WORK REQUEST - Print the data that follows exactly.

BEGIN

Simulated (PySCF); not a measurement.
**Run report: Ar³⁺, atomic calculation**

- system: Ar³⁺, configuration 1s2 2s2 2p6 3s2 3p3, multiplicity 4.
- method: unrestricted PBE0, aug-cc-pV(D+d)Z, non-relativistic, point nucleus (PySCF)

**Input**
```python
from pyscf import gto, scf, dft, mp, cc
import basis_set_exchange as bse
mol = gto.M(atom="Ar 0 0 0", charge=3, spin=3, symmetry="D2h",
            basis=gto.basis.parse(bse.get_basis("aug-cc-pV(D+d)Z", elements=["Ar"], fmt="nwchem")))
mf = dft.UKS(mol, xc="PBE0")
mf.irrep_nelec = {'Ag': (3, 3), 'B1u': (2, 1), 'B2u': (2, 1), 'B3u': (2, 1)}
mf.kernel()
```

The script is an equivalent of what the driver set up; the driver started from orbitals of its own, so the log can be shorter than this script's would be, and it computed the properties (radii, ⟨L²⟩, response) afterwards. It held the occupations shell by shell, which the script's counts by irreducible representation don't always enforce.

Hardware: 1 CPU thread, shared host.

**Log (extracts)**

END

EXERCISE RESPONSE -
Simulated (PySCF); not a measurement.
**Run report: Ar³⁺, atomic calculation**

- system: Ar³⁺, configuration 1s2 2s2 2p6 3s2 3p3, multiplicity 4.
- method: unrestricted PBE0, aug-cc-pV(D+d)Z, non-relativistic, point nucleus (PySCF)

**Input**
```python
from pyscf import gto, scf, dft, mp, cc
import basis_set_exchange as bse
mol = gto.M(atom="Ar 0 0 0", charge=3, spin=3, symmetry="D2h",
            basis=gto.basis.parse(bse.get_basis("aug-cc-pV(D+d)Z", elements=["Ar"], fmt="nwchem")))
mf = dft.UKS(mol, xc="PBE0")
mf.irrep_nelec = {'Ag': (3, 3), 'B1u': (2, 1), 'B2u': (2, 1), 'B3u': (2, 1)}
mf.kernel()
```

The script is an equivalent of what the driver set up; the driver started from orbitals of its own, so the log can be shorter than this script's would be, and it computed the properties (radii, ⟨L²⟩, response) afterwards. It held the occupations shell by shell, which the script's counts by irreducible representation don't always enforce.

Hardware: 1 CPU thread, shared host.

**Log (extracts)**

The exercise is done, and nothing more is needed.